Return only the lines from the top of the material through the line marked by "Settings: plane-wave cutoff", unaltered.

### Records provided:
--

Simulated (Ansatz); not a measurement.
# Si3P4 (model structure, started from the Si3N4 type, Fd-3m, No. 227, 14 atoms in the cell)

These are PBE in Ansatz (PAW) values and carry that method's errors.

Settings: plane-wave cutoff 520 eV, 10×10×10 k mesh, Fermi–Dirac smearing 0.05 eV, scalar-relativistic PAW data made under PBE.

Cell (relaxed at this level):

--

### Exercise solution:
Simulated (Ansatz); not a measurement.
# Si3P4 (model structure, started from the Si3N4 type, Fd-3m, No. 227, 14 atoms in the cell)

These are PBE in Ansatz (PAW) values and carry that method's errors.

Settings: plane-wave cutoff 520 eV, 10×10×10 k mesh, Fermi–Dirac smearing 0.05 eV, scalar-relativistic PAW data made under PBE.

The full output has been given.